Up to and including the line with "HF2- 0.65, F- 0.65, BF4- 0.62, Cu+2", copy the records below exactly from their first line.

(Beginning of Listed records)

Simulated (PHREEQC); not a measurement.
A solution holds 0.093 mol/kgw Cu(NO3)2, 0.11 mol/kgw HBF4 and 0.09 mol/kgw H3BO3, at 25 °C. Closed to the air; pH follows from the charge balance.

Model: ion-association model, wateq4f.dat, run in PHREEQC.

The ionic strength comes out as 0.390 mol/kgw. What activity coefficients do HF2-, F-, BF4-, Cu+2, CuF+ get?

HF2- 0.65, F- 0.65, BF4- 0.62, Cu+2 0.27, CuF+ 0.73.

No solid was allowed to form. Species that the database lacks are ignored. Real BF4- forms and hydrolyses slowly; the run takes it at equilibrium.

(End of Listed records)

• [Reply]:
Simulated (PHREEQC); not a measurement.
A solution holds 0.093 mol/kgw Cu(NO3)2, 0.11 mol/kgw HBF4 and 0.09 mol/kgw H3BO3, at 25 °C. Closed to the air; pH follows from the charge balance.

Model: ion-association model, wateq4f.dat, run in PHREEQC.

The ionic strength comes out as 0.390 mol/kgw. What activity coefficients do HF2-, F-, BF4-, Cu+2, CuF+ get?

HF2- 0.65, F- 0.65, BF4- 0.62, Cu+2 0.27, CuF+ 0.73.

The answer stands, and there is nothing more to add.